## Brief
Could you print exactly the lines of the listing below, starting at the line that has "Figure 3. Isosurface" and ending at the line that has "Does the calculation", and only those lines?

## Information shown
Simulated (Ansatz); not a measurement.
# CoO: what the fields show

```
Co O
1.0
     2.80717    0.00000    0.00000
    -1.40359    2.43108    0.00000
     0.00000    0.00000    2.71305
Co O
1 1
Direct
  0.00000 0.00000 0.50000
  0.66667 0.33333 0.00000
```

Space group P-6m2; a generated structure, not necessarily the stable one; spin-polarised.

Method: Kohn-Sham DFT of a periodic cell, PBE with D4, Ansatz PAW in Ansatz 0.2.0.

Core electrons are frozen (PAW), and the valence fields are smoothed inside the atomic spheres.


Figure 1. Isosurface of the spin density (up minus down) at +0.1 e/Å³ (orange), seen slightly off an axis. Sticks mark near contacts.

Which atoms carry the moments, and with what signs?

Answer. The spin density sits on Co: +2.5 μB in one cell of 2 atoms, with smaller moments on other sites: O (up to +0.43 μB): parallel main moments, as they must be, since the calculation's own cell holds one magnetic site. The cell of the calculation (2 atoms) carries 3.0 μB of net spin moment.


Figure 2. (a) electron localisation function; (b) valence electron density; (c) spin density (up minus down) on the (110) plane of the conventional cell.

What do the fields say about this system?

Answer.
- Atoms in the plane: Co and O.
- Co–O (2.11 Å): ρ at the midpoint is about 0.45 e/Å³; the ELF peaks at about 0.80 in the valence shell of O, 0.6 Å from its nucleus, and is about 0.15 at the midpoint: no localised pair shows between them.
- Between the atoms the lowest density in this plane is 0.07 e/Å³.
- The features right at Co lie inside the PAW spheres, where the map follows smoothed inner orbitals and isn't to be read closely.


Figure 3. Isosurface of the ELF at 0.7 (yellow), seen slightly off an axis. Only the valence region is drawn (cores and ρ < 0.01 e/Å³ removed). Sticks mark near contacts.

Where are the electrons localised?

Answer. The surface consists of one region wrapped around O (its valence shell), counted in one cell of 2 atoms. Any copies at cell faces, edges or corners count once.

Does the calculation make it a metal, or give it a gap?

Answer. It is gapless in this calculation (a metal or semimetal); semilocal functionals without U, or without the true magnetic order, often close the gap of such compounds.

## Exercise output
Figure 3. Isosurface of the ELF at 0.7 (yellow), seen slightly off an axis. Only the valence region is drawn (cores and ρ < 0.01 e/Å³ removed). Sticks mark near contacts.

Where are the electrons localised?

Answer. The surface consists of one region wrapped around O (its valence shell), counted in one cell of 2 atoms. Any copies at cell faces, edges or corners count once.

Does the calculation make it a metal, or give it a gap?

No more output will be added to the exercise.